● **Brief**: Every entry below is to be retyped exactly as it stands.

● **Dataset extract**:
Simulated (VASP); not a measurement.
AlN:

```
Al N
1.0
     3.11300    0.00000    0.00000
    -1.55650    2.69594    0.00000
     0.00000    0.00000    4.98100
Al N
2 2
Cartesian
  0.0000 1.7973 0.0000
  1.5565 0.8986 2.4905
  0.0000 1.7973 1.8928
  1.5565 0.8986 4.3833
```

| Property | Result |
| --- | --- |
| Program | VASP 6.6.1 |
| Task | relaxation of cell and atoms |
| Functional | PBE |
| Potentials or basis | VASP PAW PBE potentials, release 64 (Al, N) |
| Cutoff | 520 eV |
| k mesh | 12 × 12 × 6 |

● **Expected answer**:
Simulated (VASP); not a measurement.
AlN:

```
Al N
1.0
     3.11300    0.00000    0.00000
    -1.55650    2.69594    0.00000
     0.00000    0.00000    4.98100
Al N
2 2
Cartesian
  0.0000 1.7973 0.0000
  1.5565 0.8986 2.4905
  0.0000 1.7973 1.8928
  1.5565 0.8986 4.3833
```

| Property | Result |
| --- | --- |
| Program | VASP 6.6.1 |
| Task | relaxation of cell and atoms |
| Functional | PBE |
| Potentials or basis | VASP PAW PBE potentials, release 64 (Al, N) |
| Cutoff | 520 eV |
| k mesh | 12 × 12 × 6 |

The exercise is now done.